SUPPLIED DATA:
◆ ◆ ◆
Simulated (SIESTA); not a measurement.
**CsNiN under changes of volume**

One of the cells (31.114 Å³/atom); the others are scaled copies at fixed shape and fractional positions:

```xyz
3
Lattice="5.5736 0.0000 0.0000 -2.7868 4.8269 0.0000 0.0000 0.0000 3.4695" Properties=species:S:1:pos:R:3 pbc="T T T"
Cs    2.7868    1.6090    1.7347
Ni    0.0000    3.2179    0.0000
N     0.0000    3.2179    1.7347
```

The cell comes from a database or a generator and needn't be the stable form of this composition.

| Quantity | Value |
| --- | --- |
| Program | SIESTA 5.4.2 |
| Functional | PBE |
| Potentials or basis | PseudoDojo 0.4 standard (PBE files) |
◆ ◆ ◆

ACTIVITY: Return every record above exactly as written.

RESPONSE:
Simulated (SIESTA); not a measurement.
**CsNiN under changes of volume**

One of the cells (31.114 Å³/atom); the others are scaled copies at fixed shape and fractional positions:

```xyz
3
Lattice="5.5736 0.0000 0.0000 -2.7868 4.8269 0.0000 0.0000 0.0000 3.4695" Properties=species:S:1:pos:R:3 pbc="T T T"
Cs    2.7868    1.6090    1.7347
Ni    0.0000    3.2179    0.0000
N     0.0000    3.2179    1.7347
```

The cell comes from a database or a generator and needn't be the stable form of this composition.

| Quantity | Value |
| --- | --- |
| Program | SIESTA 5.4.2 |
| Functional | PBE |
| Potentials or basis | PseudoDojo 0.4 standard (PBE files) |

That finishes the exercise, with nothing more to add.